- Work item:
Here are some records. Transcribe all of them exactly.

- Dataset content:
######
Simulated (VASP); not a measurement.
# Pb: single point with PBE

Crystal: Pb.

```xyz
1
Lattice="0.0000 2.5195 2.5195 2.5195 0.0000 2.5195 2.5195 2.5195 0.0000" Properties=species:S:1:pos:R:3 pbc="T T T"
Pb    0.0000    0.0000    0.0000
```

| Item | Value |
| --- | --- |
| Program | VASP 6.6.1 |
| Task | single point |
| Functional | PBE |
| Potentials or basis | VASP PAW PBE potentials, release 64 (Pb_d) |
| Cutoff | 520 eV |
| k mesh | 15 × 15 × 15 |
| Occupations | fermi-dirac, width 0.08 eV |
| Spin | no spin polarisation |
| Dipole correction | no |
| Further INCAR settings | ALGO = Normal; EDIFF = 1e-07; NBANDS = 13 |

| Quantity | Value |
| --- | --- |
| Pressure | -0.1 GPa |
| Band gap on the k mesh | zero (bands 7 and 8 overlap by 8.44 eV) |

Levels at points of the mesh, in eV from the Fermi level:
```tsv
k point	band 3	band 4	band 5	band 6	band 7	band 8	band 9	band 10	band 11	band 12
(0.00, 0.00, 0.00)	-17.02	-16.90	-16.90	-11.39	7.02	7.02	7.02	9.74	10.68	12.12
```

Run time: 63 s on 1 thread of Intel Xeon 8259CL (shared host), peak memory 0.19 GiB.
######

- Exercise result:
Simulated (VASP); not a measurement.
# Pb: single point with PBE

Crystal: Pb.

```xyz
1
Lattice="0.0000 2.5195 2.5195 2.5195 0.0000 2.5195 2.5195 2.5195 0.0000" Properties=species:S:1:pos:R:3 pbc="T T T"
Pb    0.0000    0.0000    0.0000
```

| Item | Value |
| --- | --- |
| Program | VASP 6.6.1 |
| Task | single point |
| Functional | PBE |
| Potentials or basis | VASP PAW PBE potentials, release 64 (Pb_d) |
| Cutoff | 520 eV |
| k mesh | 15 × 15 × 15 |
| Occupations | fermi-dirac, width 0.08 eV |
| Spin | no spin polarisation |
| Dipole correction | no |
| Further INCAR settings | ALGO = Normal; EDIFF = 1e-07; NBANDS = 13 |

| Quantity | Value |
| --- | --- |
| Pressure | -0.1 GPa |
| Band gap on the k mesh | zero (bands 7 and 8 overlap by 8.44 eV) |

Levels at points of the mesh, in eV from the Fermi level:
```tsv
k point	band 3	band 4	band 5	band 6	band 7	band 8	band 9	band 10	band 11	band 12
(0.00, 0.00, 0.00)	-17.02	-16.90	-16.90	-11.39	7.02	7.02	7.02	9.74	10.68	12.12
```

Run time: 63 s on 1 thread of Intel Xeon 8259CL (shared host), peak memory 0.19 GiB.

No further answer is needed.